• REQUIRED ACTION: Repeat exactly the lines below that lie between the line with "This cell differs" and the line with "μB per cell |", counting both of those lines as part of the answer.

• SOURCE MATERIAL:
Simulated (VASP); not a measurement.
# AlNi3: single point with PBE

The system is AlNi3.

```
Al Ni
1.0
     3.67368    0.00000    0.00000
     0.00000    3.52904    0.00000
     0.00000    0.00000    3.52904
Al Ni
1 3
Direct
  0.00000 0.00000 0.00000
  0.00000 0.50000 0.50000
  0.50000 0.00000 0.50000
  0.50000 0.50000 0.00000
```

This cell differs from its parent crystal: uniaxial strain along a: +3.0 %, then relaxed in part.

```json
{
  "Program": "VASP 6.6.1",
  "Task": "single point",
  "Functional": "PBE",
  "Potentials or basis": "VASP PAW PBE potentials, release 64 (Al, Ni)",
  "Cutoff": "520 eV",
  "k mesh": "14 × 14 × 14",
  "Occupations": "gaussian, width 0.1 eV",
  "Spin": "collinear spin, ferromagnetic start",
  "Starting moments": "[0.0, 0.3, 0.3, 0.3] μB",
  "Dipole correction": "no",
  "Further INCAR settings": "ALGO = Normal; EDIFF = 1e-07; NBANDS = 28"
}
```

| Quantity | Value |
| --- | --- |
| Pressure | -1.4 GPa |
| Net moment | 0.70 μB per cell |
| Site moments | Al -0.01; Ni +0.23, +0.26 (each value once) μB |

• ANSWER AREA:
This cell differs from its parent crystal: uniaxial strain along a: +3.0 %, then relaxed in part.

```json
{
  "Program": "VASP 6.6.1",
  "Task": "single point",
  "Functional": "PBE",
  "Potentials or basis": "VASP PAW PBE potentials, release 64 (Al, Ni)",
  "Cutoff": "520 eV",
  "k mesh": "14 × 14 × 14",
  "Occupations": "gaussian, width 0.1 eV",
  "Spin": "collinear spin, ferromagnetic start",
  "Starting moments": "[0.0, 0.3, 0.3, 0.3] μB",
  "Dipole correction": "no",
  "Further INCAR settings": "ALGO = Normal; EDIFF = 1e-07; NBANDS = 28"
}
```

| Quantity | Value |
| --- | --- |
| Pressure | -1.4 GPa |
| Net moment | 0.70 μB per cell |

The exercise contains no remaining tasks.